**Requirement:** From the entries below, output the line with "Peak 2, 2.00" and each following line up to and including the line with "Peak 3, 2.63", exactly as written.

# # # #

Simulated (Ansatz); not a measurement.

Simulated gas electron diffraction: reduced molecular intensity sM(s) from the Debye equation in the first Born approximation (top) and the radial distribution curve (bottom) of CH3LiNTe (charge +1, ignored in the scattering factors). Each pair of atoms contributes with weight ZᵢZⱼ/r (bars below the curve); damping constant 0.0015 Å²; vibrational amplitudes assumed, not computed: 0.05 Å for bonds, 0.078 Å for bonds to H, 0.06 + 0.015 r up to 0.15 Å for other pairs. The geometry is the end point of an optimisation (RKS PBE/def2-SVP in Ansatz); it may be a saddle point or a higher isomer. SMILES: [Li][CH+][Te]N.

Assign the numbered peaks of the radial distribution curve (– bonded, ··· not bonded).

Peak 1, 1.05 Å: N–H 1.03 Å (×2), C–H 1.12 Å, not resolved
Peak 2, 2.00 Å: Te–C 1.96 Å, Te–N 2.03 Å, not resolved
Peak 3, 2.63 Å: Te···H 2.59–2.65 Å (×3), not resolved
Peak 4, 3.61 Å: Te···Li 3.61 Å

# # # #

**Result:**
Peak 2, 2.00 Å: Te–C 1.96 Å, Te–N 2.03 Å, not resolved
Peak 3, 2.63 Å: Te···H 2.59–2.65 Å (×3), not resolved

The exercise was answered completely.